○ ○ ○ ○

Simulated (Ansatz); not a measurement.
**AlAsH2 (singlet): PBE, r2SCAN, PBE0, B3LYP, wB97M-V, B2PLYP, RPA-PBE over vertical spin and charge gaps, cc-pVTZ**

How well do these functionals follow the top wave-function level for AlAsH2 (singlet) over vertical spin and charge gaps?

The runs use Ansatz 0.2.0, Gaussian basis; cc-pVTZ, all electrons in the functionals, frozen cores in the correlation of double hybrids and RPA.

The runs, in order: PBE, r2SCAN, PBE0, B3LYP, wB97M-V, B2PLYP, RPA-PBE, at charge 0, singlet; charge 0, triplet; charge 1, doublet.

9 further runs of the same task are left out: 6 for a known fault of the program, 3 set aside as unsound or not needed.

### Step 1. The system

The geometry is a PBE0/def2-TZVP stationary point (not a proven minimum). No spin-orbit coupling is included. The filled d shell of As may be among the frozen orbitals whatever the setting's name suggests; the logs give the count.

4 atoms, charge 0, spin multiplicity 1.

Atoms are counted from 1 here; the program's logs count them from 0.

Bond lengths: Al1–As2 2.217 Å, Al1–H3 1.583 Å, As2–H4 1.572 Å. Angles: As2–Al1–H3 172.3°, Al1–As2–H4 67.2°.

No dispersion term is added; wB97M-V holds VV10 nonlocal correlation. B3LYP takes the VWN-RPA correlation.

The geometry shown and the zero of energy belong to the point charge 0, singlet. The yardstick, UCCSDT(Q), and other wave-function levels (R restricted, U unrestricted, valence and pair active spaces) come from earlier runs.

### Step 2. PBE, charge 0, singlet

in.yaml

○ ○ ○ ○

**Brief**
Above are the entries; repeat their lines exactly, from the first through the one that contains "### Step 1. The system".

**Exercise result**
Simulated (Ansatz); not a measurement.
**AlAsH2 (singlet): PBE, r2SCAN, PBE0, B3LYP, wB97M-V, B2PLYP, RPA-PBE over vertical spin and charge gaps, cc-pVTZ**

How well do these functionals follow the top wave-function level for AlAsH2 (singlet) over vertical spin and charge gaps?

The runs use Ansatz 0.2.0, Gaussian basis; cc-pVTZ, all electrons in the functionals, frozen cores in the correlation of double hybrids and RPA.

The runs, in order: PBE, r2SCAN, PBE0, B3LYP, wB97M-V, B2PLYP, RPA-PBE, at charge 0, singlet; charge 0, triplet; charge 1, doublet.

9 further runs of the same task are left out: 6 for a known fault of the program, 3 set aside as unsound or not needed.

### Step 1. The system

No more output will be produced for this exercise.